- Requirement -
Starting with the first line and ending with the line that holds "Single point in", repeat the material exactly.

─── Dataset

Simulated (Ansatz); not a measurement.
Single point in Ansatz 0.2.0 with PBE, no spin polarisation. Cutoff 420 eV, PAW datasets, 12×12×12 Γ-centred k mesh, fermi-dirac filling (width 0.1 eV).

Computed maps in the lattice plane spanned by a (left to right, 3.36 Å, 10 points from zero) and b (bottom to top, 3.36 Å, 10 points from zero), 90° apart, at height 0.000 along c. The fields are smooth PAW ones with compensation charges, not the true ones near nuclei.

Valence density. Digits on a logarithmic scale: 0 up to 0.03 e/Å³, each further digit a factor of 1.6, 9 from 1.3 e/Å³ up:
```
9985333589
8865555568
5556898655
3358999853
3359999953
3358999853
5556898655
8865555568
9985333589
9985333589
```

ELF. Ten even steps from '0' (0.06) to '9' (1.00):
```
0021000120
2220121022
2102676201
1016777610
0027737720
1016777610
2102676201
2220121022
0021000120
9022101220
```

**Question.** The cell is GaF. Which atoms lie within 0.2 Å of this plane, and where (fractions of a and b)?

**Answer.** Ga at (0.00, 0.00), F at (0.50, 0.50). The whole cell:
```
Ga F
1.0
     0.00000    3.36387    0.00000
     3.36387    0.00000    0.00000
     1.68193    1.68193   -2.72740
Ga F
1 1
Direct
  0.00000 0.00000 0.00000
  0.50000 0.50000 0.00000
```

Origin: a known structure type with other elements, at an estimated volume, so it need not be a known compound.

──────

- Exercise response -
Simulated (Ansatz); not a measurement.
Single point in Ansatz 0.2.0 with PBE, no spin polarisation. Cutoff 420 eV, PAW datasets, 12×12×12 Γ-centred k mesh, fermi-dirac filling (width 0.1 eV).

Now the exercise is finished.